· · · · ·

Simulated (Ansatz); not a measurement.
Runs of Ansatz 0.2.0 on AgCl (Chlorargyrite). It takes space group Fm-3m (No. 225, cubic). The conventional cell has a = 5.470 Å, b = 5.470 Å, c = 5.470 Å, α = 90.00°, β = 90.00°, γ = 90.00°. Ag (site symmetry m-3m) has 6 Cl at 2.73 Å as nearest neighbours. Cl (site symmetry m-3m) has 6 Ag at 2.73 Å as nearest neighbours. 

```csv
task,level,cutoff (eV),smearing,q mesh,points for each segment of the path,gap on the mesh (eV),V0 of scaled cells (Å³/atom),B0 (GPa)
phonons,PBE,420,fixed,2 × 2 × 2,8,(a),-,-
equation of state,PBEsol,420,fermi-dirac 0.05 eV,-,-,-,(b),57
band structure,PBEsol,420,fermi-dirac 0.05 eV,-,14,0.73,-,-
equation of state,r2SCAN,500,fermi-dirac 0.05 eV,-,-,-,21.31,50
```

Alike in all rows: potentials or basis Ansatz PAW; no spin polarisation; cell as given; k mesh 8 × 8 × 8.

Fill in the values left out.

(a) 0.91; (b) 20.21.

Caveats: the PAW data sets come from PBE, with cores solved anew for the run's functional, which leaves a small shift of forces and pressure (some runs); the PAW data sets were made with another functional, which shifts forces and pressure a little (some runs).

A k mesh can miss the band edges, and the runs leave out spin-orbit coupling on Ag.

· · · · ·

→ **Brief**:
Each line of the data is to be transcribed exactly.

→ **Your solution**:
Simulated (Ansatz); not a measurement.
Runs of Ansatz 0.2.0 on AgCl (Chlorargyrite). It takes space group Fm-3m (No. 225, cubic). The conventional cell has a = 5.470 Å, b = 5.470 Å, c = 5.470 Å, α = 90.00°, β = 90.00°, γ = 90.00°. Ag (site symmetry m-3m) has 6 Cl at 2.73 Å as nearest neighbours. Cl (site symmetry m-3m) has 6 Ag at 2.73 Å as nearest neighbours. 

```csv
task,level,cutoff (eV),smearing,q mesh,points for each segment of the path,gap on the mesh (eV),V0 of scaled cells (Å³/atom),B0 (GPa)
phonons,PBE,420,fixed,2 × 2 × 2,8,(a),-,-
equation of state,PBEsol,420,fermi-dirac 0.05 eV,-,-,-,(b),57
band structure,PBEsol,420,fermi-dirac 0.05 eV,-,14,0.73,-,-
equation of state,r2SCAN,500,fermi-dirac 0.05 eV,-,-,-,21.31,50
```

Alike in all rows: potentials or basis Ansatz PAW; no spin polarisation; cell as given; k mesh 8 × 8 × 8.

Fill in the values left out.

(a) 0.91; (b) 20.21.

Caveats: the PAW data sets come from PBE, with cores solved anew for the run's functional, which leaves a small shift of forces and pressure (some runs); the PAW data sets were made with another functional, which shifts forces and pressure a little (some runs).

A k mesh can miss the band edges, and the runs leave out spin-orbit coupling on Ag.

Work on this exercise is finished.